Provided information –
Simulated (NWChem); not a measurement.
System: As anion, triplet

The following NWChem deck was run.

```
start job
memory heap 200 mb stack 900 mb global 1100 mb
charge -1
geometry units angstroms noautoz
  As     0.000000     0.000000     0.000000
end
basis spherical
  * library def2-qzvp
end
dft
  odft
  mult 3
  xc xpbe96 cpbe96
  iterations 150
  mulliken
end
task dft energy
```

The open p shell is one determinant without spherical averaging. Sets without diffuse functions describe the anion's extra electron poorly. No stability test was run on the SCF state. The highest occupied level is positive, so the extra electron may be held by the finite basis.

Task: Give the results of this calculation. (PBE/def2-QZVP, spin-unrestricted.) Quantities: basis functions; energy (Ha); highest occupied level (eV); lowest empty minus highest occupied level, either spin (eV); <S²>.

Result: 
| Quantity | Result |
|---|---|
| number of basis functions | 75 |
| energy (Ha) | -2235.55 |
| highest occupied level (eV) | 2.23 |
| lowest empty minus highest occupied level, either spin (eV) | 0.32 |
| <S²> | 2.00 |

Activity – From the top of the listing above, restate each line word for word up to and including the line with "(eV) | 0.32 |"; add nothing else.

Written response –
Simulated (NWChem); not a measurement.
System: As anion, triplet

The following NWChem deck was run.

```
start job
memory heap 200 mb stack 900 mb global 1100 mb
charge -1
geometry units angstroms noautoz
  As     0.000000     0.000000     0.000000
end
basis spherical
  * library def2-qzvp
end
dft
  odft
  mult 3
  xc xpbe96 cpbe96
  iterations 150
  mulliken
end
task dft energy
```

The open p shell is one determinant without spherical averaging. Sets without diffuse functions describe the anion's extra electron poorly. No stability test was run on the SCF state. The highest occupied level is positive, so the extra electron may be held by the finite basis.

Task: Give the results of this calculation. (PBE/def2-QZVP, spin-unrestricted.) Quantities: basis functions; energy (Ha); highest occupied level (eV); lowest empty minus highest occupied level, either spin (eV); <S²>.

Result: 
| Quantity | Result |
|---|---|
| number of basis functions | 75 |
| energy (Ha) | -2235.55 |
| highest occupied level (eV) | 2.23 |
| lowest empty minus highest occupied level, either spin (eV) | 0.32 |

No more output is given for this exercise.